> **Entries shown**
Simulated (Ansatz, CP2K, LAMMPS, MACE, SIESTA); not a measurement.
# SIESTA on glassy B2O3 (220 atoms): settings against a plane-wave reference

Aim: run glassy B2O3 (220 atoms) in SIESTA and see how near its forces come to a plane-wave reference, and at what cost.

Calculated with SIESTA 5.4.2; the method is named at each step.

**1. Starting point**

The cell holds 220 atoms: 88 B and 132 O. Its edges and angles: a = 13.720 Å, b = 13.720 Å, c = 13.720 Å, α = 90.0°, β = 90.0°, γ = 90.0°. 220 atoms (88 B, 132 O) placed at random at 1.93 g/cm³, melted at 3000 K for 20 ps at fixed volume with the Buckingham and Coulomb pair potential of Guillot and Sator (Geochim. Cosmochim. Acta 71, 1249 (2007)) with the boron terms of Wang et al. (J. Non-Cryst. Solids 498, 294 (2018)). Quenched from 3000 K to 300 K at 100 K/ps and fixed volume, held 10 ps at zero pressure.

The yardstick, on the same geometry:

> **Assignment**
Exact reproduction of all the material is needed.

> **Response box**
Simulated (Ansatz, CP2K, LAMMPS, MACE, SIESTA); not a measurement.
# SIESTA on glassy B2O3 (220 atoms): settings against a plane-wave reference

Aim: run glassy B2O3 (220 atoms) in SIESTA and see how near its forces come to a plane-wave reference, and at what cost.

Calculated with SIESTA 5.4.2; the method is named at each step.

**1. Starting point**

The cell holds 220 atoms: 88 B and 132 O. Its edges and angles: a = 13.720 Å, b = 13.720 Å, c = 13.720 Å, α = 90.0°, β = 90.0°, γ = 90.0°. 220 atoms (88 B, 132 O) placed at random at 1.93 g/cm³, melted at 3000 K for 20 ps at fixed volume with the Buckingham and Coulomb pair potential of Guillot and Sator (Geochim. Cosmochim. Acta 71, 1249 (2007)) with the boron terms of Wang et al. (J. Non-Cryst. Solids 498, 294 (2018)). Quenched from 3000 K to 300 K at 100 K/ps and fixed volume, held 10 ps at zero pressure.

The yardstick, on the same geometry:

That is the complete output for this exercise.